WORK ORDER:
Starting at the line that holds "Al₂H₄N, SMILES [NH2][Al][AlH2], spin" and stopping at the line that holds "### Which way", restate the records below word for word, with both of those lines included.

EXCERPTED DATA:
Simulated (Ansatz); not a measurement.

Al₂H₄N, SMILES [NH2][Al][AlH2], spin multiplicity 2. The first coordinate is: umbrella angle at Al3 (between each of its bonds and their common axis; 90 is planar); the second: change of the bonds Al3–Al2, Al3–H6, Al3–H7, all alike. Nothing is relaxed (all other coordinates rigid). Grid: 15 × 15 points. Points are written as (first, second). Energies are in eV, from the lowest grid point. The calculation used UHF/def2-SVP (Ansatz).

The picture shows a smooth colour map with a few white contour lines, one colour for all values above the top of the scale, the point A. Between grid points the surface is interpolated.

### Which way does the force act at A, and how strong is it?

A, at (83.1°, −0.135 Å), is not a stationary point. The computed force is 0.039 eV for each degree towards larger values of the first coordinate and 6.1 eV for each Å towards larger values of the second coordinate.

ANSWER SPACE:
Al₂H₄N, SMILES [NH2][Al][AlH2], spin multiplicity 2. The first coordinate is: umbrella angle at Al3 (between each of its bonds and their common axis; 90 is planar); the second: change of the bonds Al3–Al2, Al3–H6, Al3–H7, all alike. Nothing is relaxed (all other coordinates rigid). Grid: 15 × 15 points. Points are written as (first, second). Energies are in eV, from the lowest grid point. The calculation used UHF/def2-SVP (Ansatz).

The picture shows a smooth colour map with a few white contour lines, one colour for all values above the top of the scale, the point A. Between grid points the surface is interpolated.

### Which way does the force act at A, and how strong is it?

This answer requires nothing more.